Provided information —
● ● ● ● ●

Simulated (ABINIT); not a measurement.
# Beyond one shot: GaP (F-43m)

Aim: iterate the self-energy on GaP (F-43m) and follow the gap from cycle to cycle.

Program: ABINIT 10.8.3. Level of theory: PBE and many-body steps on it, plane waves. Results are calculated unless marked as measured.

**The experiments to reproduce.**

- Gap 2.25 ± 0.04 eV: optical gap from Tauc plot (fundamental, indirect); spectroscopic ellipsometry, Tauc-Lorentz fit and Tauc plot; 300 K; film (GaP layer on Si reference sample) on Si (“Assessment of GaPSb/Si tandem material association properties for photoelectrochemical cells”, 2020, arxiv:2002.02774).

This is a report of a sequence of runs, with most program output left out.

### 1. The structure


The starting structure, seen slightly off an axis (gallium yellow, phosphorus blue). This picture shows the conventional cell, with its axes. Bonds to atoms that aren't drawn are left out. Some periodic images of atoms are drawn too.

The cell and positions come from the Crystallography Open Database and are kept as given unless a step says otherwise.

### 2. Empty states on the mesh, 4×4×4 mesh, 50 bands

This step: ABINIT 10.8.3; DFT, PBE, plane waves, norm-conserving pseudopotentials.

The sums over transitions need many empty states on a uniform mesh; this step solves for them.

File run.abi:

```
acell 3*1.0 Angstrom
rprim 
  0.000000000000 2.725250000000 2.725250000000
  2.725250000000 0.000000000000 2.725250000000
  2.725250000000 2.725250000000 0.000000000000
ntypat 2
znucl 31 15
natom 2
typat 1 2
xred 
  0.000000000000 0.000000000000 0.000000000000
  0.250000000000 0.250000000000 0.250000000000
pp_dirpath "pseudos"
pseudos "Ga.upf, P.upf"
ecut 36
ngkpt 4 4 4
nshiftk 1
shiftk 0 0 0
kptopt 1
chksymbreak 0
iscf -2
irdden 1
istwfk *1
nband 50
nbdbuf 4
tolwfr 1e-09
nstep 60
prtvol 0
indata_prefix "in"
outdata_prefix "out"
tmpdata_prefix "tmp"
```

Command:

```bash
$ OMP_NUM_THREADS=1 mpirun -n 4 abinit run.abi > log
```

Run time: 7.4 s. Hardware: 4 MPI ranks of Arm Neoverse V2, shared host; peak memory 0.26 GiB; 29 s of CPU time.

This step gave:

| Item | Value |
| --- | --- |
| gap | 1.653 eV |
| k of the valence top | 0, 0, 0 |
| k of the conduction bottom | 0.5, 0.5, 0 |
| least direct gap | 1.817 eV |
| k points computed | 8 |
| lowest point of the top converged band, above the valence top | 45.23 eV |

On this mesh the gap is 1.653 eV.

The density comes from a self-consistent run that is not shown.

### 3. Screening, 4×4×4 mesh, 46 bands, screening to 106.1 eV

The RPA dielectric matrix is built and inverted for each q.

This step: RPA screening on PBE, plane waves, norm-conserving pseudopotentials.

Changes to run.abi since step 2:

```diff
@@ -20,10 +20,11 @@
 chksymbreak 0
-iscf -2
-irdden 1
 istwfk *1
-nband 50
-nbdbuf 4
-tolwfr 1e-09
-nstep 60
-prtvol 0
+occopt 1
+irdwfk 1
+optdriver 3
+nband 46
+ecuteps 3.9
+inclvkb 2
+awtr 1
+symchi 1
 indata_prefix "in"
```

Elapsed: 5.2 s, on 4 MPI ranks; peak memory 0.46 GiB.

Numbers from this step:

● ● ● ● ●

Work instruction — Take the lines from the first line of the records through the line holding "experiments to reproduce.**", both included, and please reproduce them exactly with nothing added.

Answer area —
Simulated (ABINIT); not a measurement.
# Beyond one shot: GaP (F-43m)

Aim: iterate the self-energy on GaP (F-43m) and follow the gap from cycle to cycle.

Program: ABINIT 10.8.3. Level of theory: PBE and many-body steps on it, plane waves. Results are calculated unless marked as measured.

**The experiments to reproduce.**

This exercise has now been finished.